• _WORK INSTRUCTION_
Please output, without any change, the lines of the material below from the very first through the one with "C (791.2 MHz).".

▼▼▼
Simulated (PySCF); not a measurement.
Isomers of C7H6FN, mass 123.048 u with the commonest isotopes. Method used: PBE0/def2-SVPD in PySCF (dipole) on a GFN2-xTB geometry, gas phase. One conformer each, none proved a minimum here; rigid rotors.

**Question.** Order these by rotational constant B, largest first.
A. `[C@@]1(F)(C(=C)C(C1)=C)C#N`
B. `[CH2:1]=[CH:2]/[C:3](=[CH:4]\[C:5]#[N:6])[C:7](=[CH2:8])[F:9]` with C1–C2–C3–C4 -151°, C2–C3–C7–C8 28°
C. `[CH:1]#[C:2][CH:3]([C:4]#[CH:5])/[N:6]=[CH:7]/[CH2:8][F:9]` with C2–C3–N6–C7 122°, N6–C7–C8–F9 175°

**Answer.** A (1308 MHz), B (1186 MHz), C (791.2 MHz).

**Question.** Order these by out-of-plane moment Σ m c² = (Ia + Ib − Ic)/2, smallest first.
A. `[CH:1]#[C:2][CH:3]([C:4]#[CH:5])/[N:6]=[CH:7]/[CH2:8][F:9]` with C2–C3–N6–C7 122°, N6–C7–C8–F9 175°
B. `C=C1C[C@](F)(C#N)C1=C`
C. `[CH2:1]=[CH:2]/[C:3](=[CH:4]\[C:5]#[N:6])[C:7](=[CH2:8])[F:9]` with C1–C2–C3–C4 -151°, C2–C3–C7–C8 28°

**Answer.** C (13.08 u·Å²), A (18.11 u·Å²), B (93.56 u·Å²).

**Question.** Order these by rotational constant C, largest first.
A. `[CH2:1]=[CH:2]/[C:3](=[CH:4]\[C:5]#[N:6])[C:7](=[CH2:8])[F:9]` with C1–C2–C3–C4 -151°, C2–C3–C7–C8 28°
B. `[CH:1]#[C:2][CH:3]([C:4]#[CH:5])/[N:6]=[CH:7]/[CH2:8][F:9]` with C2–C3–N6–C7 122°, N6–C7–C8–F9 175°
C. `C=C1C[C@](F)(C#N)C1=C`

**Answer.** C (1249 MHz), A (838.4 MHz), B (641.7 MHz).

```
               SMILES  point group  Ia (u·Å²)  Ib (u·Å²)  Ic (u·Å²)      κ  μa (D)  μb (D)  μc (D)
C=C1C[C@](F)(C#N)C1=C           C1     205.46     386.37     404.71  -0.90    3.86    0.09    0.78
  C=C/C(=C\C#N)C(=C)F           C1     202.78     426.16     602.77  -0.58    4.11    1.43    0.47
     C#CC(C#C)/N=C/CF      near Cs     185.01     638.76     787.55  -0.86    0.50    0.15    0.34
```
▲▲▲

• _WRITTEN REPLY_
Simulated (PySCF); not a measurement.
Isomers of C7H6FN, mass 123.048 u with the commonest isotopes. Method used: PBE0/def2-SVPD in PySCF (dipole) on a GFN2-xTB geometry, gas phase. One conformer each, none proved a minimum here; rigid rotors.

**Question.** Order these by rotational constant B, largest first.
A. `[C@@]1(F)(C(=C)C(C1)=C)C#N`
B. `[CH2:1]=[CH:2]/[C:3](=[CH:4]\[C:5]#[N:6])[C:7](=[CH2:8])[F:9]` with C1–C2–C3–C4 -151°, C2–C3–C7–C8 28°
C. `[CH:1]#[C:2][CH:3]([C:4]#[CH:5])/[N:6]=[CH:7]/[CH2:8][F:9]` with C2–C3–N6–C7 122°, N6–C7–C8–F9 175°

**Answer.** A (1308 MHz), B (1186 MHz), C (791.2 MHz).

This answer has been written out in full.